**Dataset content:**
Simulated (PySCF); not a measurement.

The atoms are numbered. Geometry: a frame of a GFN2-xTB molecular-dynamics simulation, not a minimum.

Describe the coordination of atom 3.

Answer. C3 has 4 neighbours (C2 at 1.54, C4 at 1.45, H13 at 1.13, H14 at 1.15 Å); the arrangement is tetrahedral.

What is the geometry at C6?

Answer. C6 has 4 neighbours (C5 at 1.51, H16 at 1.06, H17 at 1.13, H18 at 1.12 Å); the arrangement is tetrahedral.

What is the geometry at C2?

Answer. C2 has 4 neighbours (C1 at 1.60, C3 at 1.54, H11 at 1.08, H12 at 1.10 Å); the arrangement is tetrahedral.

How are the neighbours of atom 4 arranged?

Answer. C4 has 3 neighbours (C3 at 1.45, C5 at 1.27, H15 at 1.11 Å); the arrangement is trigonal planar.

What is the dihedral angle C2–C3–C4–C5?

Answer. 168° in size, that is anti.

**Exercise:** Send back exactly the lines of the listing above starting at the one with "The atoms are" and ending at the one with "Answer. C3 has", inclusive, and no others.

**Written answer:**
The atoms are numbered. Geometry: a frame of a GFN2-xTB molecular-dynamics simulation, not a minimum.

Describe the coordination of atom 3.

Answer. C3 has 4 neighbours (C2 at 1.54, C4 at 1.45, H13 at 1.13, H14 at 1.15 Å); the arrangement is tetrahedral.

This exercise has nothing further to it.